Given data:
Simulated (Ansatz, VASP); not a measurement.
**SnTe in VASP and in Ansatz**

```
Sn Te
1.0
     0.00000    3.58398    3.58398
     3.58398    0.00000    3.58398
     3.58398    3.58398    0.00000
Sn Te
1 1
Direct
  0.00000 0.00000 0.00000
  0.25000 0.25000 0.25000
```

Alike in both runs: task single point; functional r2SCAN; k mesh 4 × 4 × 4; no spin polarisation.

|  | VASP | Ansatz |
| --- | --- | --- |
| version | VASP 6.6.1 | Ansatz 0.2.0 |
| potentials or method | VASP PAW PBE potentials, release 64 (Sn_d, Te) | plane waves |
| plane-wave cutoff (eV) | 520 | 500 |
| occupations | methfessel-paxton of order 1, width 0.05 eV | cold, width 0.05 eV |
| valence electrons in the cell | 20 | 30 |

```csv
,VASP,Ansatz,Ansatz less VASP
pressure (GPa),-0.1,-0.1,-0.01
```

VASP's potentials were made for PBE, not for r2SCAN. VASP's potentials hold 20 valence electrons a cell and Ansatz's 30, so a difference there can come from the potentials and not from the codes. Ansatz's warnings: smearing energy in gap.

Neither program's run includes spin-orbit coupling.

Assigned task:
Copy out all of the material, word for word.

Exercise output:
Simulated (Ansatz, VASP); not a measurement.
**SnTe in VASP and in Ansatz**

```
Sn Te
1.0
     0.00000    3.58398    3.58398
     3.58398    0.00000    3.58398
     3.58398    3.58398    0.00000
Sn Te
1 1
Direct
  0.00000 0.00000 0.00000
  0.25000 0.25000 0.25000
```

Alike in both runs: task single point; functional r2SCAN; k mesh 4 × 4 × 4; no spin polarisation.

|  | VASP | Ansatz |
| --- | --- | --- |
| version | VASP 6.6.1 | Ansatz 0.2.0 |
| potentials or method | VASP PAW PBE potentials, release 64 (Sn_d, Te) | plane waves |
| plane-wave cutoff (eV) | 520 | 500 |
| occupations | methfessel-paxton of order 1, width 0.05 eV | cold, width 0.05 eV |
| valence electrons in the cell | 20 | 30 |

```csv
,VASP,Ansatz,Ansatz less VASP
pressure (GPa),-0.1,-0.1,-0.01
```

VASP's potentials were made for PBE, not for r2SCAN. VASP's potentials hold 20 valence electrons a cell and Ansatz's 30, so a difference there can come from the potentials and not from the codes. Ansatz's warnings: smearing energy in gap.

Neither program's run includes spin-orbit coupling.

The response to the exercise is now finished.